___

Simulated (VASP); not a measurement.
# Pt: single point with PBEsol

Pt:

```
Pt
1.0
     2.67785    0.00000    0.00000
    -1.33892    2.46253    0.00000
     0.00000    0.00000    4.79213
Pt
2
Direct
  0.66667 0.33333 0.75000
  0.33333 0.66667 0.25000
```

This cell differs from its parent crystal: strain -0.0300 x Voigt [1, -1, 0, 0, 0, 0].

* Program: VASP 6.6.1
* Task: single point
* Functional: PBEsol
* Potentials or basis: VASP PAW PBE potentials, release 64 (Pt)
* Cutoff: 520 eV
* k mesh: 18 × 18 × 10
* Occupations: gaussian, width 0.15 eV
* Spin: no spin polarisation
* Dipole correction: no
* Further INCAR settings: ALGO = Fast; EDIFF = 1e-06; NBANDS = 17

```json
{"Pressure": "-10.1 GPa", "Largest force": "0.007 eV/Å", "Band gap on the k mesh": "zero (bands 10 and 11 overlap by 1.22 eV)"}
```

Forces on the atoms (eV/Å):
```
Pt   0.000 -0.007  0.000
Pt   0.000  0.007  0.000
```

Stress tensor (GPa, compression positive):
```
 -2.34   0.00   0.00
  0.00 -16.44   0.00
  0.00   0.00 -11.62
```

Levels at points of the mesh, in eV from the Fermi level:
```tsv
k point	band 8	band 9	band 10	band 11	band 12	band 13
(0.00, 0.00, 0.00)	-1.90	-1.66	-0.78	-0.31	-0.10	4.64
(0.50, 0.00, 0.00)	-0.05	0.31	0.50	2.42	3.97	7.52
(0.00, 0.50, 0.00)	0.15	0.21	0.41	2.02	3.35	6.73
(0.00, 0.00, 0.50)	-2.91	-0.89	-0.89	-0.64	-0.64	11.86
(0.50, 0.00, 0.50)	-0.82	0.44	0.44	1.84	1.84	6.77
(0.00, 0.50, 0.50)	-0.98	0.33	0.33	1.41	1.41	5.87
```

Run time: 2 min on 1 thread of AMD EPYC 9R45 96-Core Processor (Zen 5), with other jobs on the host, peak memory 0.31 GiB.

___

> ACTIVITY
Transcribe the records above exactly, beginning at the line that contains "# Pt: single point with PBEsol" and ending with the line that contains "18 × 18 × 10", both included, and nothing else.

> ANSWER SPACE
# Pt: single point with PBEsol

Pt:

```
Pt
1.0
     2.67785    0.00000    0.00000
    -1.33892    2.46253    0.00000
     0.00000    0.00000    4.79213
Pt
2
Direct
  0.66667 0.33333 0.75000
  0.33333 0.66667 0.25000
```

This cell differs from its parent crystal: strain -0.0300 x Voigt [1, -1, 0, 0, 0, 0].

* Program: VASP 6.6.1
* Task: single point
* Functional: PBEsol
* Potentials or basis: VASP PAW PBE potentials, release 64 (Pt)
* Cutoff: 520 eV
* k mesh: 18 × 18 × 10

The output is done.